## WORK REQUEST
What's needed is a full, exact retyping of the records.

## DATASET
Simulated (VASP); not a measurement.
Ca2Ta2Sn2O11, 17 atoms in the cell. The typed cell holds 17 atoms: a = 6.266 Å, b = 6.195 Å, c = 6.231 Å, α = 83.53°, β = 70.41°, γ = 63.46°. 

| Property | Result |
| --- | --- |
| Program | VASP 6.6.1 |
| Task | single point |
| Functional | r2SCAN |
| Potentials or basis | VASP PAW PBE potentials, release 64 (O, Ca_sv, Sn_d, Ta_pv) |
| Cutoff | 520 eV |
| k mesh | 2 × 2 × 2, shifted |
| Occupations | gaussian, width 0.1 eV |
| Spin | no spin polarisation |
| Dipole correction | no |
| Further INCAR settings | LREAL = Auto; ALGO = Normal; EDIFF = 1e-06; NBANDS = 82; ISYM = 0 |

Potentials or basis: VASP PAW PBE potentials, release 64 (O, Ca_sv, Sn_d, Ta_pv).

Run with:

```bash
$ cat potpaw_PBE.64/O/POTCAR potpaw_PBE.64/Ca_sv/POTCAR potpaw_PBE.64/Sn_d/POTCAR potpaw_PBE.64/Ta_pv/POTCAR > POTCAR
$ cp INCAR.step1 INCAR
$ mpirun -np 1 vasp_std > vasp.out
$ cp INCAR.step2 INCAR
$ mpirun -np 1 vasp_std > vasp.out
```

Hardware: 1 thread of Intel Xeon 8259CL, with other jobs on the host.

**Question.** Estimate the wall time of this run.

## TASK ANSWER
Simulated (VASP); not a measurement.
Ca2Ta2Sn2O11, 17 atoms in the cell. The typed cell holds 17 atoms: a = 6.266 Å, b = 6.195 Å, c = 6.231 Å, α = 83.53°, β = 70.41°, γ = 63.46°. 

| Property | Result |
| --- | --- |
| Program | VASP 6.6.1 |
| Task | single point |
| Functional | r2SCAN |
| Potentials or basis | VASP PAW PBE potentials, release 64 (O, Ca_sv, Sn_d, Ta_pv) |
| Cutoff | 520 eV |
| k mesh | 2 × 2 × 2, shifted |
| Occupations | gaussian, width 0.1 eV |
| Spin | no spin polarisation |
| Dipole correction | no |
| Further INCAR settings | LREAL = Auto; ALGO = Normal; EDIFF = 1e-06; NBANDS = 82; ISYM = 0 |

Potentials or basis: VASP PAW PBE potentials, release 64 (O, Ca_sv, Sn_d, Ta_pv).

Run with:

```bash
$ cat potpaw_PBE.64/O/POTCAR potpaw_PBE.64/Ca_sv/POTCAR potpaw_PBE.64/Sn_d/POTCAR potpaw_PBE.64/Ta_pv/POTCAR > POTCAR
$ cp INCAR.step1 INCAR
$ mpirun -np 1 vasp_std > vasp.out
$ cp INCAR.step2 INCAR
$ mpirun -np 1 vasp_std > vasp.out
```

Hardware: 1 thread of Intel Xeon 8259CL, with other jobs on the host.

**Question.** Estimate the wall time of this run.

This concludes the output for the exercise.